- REQUIRED ACTION -
Repeat, please, only the lines from the top of the data down to the line with "Geometry: B3LYP-D3(BJ)/6-311G**."; include both of those lines.

- DATA TO EXAMINE -
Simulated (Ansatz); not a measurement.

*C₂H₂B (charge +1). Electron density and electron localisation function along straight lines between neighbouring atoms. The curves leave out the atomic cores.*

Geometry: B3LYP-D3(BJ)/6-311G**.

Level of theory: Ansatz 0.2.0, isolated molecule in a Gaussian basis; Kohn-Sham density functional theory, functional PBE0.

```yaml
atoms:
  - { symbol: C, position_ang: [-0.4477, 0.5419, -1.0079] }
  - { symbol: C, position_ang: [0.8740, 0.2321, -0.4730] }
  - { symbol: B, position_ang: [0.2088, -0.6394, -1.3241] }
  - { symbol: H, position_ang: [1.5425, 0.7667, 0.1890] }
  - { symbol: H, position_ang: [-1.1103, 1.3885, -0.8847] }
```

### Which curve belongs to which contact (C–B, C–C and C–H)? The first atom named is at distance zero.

- ANSWER SECTION -
Simulated (Ansatz); not a measurement.

*C₂H₂B (charge +1). Electron density and electron localisation function along straight lines between neighbouring atoms. The curves leave out the atomic cores.*

Geometry: B3LYP-D3(BJ)/6-311G**.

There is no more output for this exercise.